┌─ Information supplied
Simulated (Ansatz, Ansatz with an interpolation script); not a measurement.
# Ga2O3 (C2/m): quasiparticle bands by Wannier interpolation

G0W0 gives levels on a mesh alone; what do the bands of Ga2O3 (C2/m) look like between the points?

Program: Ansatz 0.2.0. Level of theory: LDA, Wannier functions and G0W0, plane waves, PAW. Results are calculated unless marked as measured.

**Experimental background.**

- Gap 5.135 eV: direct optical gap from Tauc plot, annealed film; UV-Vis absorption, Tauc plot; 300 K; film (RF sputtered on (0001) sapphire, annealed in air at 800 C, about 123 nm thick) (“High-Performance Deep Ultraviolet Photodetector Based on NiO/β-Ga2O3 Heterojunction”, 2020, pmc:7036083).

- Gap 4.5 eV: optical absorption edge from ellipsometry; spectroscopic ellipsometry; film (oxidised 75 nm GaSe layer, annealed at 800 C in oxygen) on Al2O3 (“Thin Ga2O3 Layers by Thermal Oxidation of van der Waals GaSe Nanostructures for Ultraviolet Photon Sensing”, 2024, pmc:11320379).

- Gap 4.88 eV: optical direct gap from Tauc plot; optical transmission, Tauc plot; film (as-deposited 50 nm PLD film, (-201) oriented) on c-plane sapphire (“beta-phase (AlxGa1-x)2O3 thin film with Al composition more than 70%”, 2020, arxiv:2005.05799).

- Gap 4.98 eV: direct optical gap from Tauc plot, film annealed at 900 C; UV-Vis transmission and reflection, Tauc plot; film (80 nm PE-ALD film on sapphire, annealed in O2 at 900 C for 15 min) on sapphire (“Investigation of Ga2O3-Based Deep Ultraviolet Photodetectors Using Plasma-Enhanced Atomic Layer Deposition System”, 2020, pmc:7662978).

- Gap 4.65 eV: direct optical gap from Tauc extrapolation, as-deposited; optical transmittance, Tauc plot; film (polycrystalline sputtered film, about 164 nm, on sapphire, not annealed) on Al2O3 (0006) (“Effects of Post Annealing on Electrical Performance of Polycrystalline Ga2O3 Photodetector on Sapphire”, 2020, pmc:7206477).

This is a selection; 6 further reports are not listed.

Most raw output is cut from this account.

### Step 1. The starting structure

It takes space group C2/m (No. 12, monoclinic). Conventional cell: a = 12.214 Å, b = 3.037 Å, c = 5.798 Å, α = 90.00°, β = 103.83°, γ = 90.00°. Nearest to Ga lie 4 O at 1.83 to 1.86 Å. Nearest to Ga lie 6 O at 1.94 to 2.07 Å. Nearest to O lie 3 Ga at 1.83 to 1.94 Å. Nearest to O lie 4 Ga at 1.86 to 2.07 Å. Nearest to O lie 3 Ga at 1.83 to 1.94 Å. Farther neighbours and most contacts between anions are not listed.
└─

Assigned task |
Only one stretch of the records above is wanted: the lines between the one holding "Most raw output is cut from this account." and the one holding "### Step 1. The starting structure", inclusive, reproduced exactly.

Task result |
Most raw output is cut from this account.

### Step 1. The starting structure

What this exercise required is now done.